Reproduce all the material verbatim, down to the last line.

== Extracted material ==
● ● ● ● ● ● ●

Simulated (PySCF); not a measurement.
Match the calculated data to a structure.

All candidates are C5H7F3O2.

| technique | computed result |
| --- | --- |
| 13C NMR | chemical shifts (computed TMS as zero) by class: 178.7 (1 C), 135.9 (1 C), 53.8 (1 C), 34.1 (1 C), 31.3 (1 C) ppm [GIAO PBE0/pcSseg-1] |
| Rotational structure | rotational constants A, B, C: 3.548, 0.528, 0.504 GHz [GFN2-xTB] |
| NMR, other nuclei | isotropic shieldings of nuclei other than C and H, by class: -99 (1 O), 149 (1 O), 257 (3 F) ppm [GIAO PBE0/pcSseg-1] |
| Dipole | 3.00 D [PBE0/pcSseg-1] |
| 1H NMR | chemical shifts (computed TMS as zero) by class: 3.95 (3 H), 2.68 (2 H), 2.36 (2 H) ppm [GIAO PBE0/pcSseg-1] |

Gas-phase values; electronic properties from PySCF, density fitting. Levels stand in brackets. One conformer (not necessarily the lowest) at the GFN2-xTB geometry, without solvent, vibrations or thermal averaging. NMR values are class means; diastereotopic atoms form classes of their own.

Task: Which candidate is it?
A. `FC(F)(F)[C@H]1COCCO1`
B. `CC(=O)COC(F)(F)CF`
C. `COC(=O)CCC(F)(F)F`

● ● ● ● ● ● ●

== Exercise response ==
Simulated (PySCF); not a measurement.
Match the calculated data to a structure.

All candidates are C5H7F3O2.

| technique | computed result |
| --- | --- |
| 13C NMR | chemical shifts (computed TMS as zero) by class: 178.7 (1 C), 135.9 (1 C), 53.8 (1 C), 34.1 (1 C), 31.3 (1 C) ppm [GIAO PBE0/pcSseg-1] |
| Rotational structure | rotational constants A, B, C: 3.548, 0.528, 0.504 GHz [GFN2-xTB] |
| NMR, other nuclei | isotropic shieldings of nuclei other than C and H, by class: -99 (1 O), 149 (1 O), 257 (3 F) ppm [GIAO PBE0/pcSseg-1] |
| Dipole | 3.00 D [PBE0/pcSseg-1] |
| 1H NMR | chemical shifts (computed TMS as zero) by class: 3.95 (3 H), 2.68 (2 H), 2.36 (2 H) ppm [GIAO PBE0/pcSseg-1] |

Gas-phase values; electronic properties from PySCF, density fitting. Levels stand in brackets. One conformer (not necessarily the lowest) at the GFN2-xTB geometry, without solvent, vibrations or thermal averaging. NMR values are class means; diastereotopic atoms form classes of their own.

Task: Which candidate is it?
A. `FC(F)(F)[C@H]1COCCO1`
B. `CC(=O)COC(F)(F)CF`
C. `COC(=O)CCC(F)(F)F`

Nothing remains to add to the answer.